*Requirement*: Reproduce exactly, and only, the lines running from the start of the entries below to the line containing "spin polarisation |".

Recorded information Start Marker

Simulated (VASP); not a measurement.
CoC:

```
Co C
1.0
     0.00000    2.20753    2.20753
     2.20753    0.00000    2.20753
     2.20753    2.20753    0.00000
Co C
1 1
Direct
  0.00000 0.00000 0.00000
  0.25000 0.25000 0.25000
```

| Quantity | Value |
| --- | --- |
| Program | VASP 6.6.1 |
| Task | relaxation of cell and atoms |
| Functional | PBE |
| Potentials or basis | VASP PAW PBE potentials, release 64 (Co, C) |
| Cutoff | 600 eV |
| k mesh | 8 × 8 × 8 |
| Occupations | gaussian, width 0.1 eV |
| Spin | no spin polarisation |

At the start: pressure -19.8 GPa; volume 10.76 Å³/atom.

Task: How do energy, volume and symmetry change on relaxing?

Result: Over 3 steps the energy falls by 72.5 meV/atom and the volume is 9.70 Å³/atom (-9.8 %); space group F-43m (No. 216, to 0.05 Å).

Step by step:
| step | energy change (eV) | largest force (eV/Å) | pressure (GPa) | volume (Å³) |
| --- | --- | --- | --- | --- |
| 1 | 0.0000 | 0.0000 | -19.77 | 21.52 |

Recorded information End Marker

*Your solution*:
Simulated (VASP); not a measurement.
CoC:

```
Co C
1.0
     0.00000    2.20753    2.20753
     2.20753    0.00000    2.20753
     2.20753    2.20753    0.00000
Co C
1 1
Direct
  0.00000 0.00000 0.00000
  0.25000 0.25000 0.25000
```

| Quantity | Value |
| --- | --- |
| Program | VASP 6.6.1 |
| Task | relaxation of cell and atoms |
| Functional | PBE |
| Potentials or basis | VASP PAW PBE potentials, release 64 (Co, C) |
| Cutoff | 600 eV |
| k mesh | 8 × 8 × 8 |
| Occupations | gaussian, width 0.1 eV |
| Spin | no spin polarisation |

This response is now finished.